Brief:
Restate the records in full, so that each line matches the original exactly.

*** Block opens ***

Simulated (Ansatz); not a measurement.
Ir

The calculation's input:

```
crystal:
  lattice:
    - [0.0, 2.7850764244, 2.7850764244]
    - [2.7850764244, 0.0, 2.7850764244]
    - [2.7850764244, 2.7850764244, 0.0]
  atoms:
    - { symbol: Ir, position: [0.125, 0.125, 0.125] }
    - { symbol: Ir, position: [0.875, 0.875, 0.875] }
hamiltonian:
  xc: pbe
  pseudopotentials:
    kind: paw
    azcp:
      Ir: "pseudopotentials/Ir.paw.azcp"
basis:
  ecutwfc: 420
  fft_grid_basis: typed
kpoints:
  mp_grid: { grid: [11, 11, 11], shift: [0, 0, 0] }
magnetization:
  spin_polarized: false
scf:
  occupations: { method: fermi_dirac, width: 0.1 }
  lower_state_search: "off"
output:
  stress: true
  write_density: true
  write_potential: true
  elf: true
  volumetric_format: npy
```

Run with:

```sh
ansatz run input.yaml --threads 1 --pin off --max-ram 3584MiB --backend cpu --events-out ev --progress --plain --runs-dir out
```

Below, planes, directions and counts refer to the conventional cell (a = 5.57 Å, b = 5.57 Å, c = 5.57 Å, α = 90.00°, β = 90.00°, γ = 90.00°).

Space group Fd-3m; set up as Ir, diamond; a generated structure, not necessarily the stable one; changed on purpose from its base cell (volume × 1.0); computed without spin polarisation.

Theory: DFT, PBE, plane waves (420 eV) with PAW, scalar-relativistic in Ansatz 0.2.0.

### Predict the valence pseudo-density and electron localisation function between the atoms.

*** Block closes ***

Solution:
Simulated (Ansatz); not a measurement.
Ir

The calculation's input:

```
crystal:
  lattice:
    - [0.0, 2.7850764244, 2.7850764244]
    - [2.7850764244, 0.0, 2.7850764244]
    - [2.7850764244, 2.7850764244, 0.0]
  atoms:
    - { symbol: Ir, position: [0.125, 0.125, 0.125] }
    - { symbol: Ir, position: [0.875, 0.875, 0.875] }
hamiltonian:
  xc: pbe
  pseudopotentials:
    kind: paw
    azcp:
      Ir: "pseudopotentials/Ir.paw.azcp"
basis:
  ecutwfc: 420
  fft_grid_basis: typed
kpoints:
  mp_grid: { grid: [11, 11, 11], shift: [0, 0, 0] }
magnetization:
  spin_polarized: false
scf:
  occupations: { method: fermi_dirac, width: 0.1 }
  lower_state_search: "off"
output:
  stress: true
  write_density: true
  write_potential: true
  elf: true
  volumetric_format: npy
```

Run with:

```sh
ansatz run input.yaml --threads 1 --pin off --max-ram 3584MiB --backend cpu --events-out ev --progress --plain --runs-dir out
```

Below, planes, directions and counts refer to the conventional cell (a = 5.57 Å, b = 5.57 Å, c = 5.57 Å, α = 90.00°, β = 90.00°, γ = 90.00°).

Space group Fd-3m; set up as Ir, diamond; a generated structure, not necessarily the stable one; changed on purpose from its base cell (volume × 1.0); computed without spin polarisation.

Theory: DFT, PBE, plane waves (420 eV) with PAW, scalar-relativistic in Ansatz 0.2.0.

### Predict the valence pseudo-density and electron localisation function between the atoms.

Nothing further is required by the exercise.